Activity = Starting with the first line and ending with the last, copy the entries word for word.

Extracted entries =
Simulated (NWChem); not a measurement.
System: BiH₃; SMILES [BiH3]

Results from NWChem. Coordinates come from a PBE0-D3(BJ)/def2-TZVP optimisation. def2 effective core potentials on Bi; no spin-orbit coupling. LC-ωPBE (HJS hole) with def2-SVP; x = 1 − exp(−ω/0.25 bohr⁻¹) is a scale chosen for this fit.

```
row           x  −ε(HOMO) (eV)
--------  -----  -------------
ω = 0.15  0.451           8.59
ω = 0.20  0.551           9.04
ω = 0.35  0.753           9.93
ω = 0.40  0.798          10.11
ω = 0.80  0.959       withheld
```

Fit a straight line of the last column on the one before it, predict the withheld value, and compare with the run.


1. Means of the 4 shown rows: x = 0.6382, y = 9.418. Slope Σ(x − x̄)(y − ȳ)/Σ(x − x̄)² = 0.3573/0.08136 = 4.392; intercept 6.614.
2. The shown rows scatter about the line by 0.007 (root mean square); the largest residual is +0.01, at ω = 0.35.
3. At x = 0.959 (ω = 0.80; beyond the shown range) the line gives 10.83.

Task result =
Simulated (NWChem); not a measurement.
System: BiH₃; SMILES [BiH3]

Results from NWChem. Coordinates come from a PBE0-D3(BJ)/def2-TZVP optimisation. def2 effective core potentials on Bi; no spin-orbit coupling. LC-ωPBE (HJS hole) with def2-SVP; x = 1 − exp(−ω/0.25 bohr⁻¹) is a scale chosen for this fit.

```
row           x  −ε(HOMO) (eV)
--------  -----  -------------
ω = 0.15  0.451           8.59
ω = 0.20  0.551           9.04
ω = 0.35  0.753           9.93
ω = 0.40  0.798          10.11
ω = 0.80  0.959       withheld
```

Fit a straight line of the last column on the one before it, predict the withheld value, and compare with the run.


1. Means of the 4 shown rows: x = 0.6382, y = 9.418. Slope Σ(x − x̄)(y − ȳ)/Σ(x − x̄)² = 0.3573/0.08136 = 4.392; intercept 6.614.
2. The shown rows scatter about the line by 0.007 (root mean square); the largest residual is +0.01, at ω = 0.35.
3. At x = 0.959 (ω = 0.80; beyond the shown range) the line gives 10.83.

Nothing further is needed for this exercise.